▶ [Dataset records]:
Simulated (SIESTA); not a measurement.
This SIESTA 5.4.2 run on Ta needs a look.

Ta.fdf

▶ [Action item]:
Return the data from the top line through the bottom line exactly.

▶ [Task solution]:
Simulated (SIESTA); not a measurement.
This SIESTA 5.4.2 run on Ta needs a look.

Ta.fdf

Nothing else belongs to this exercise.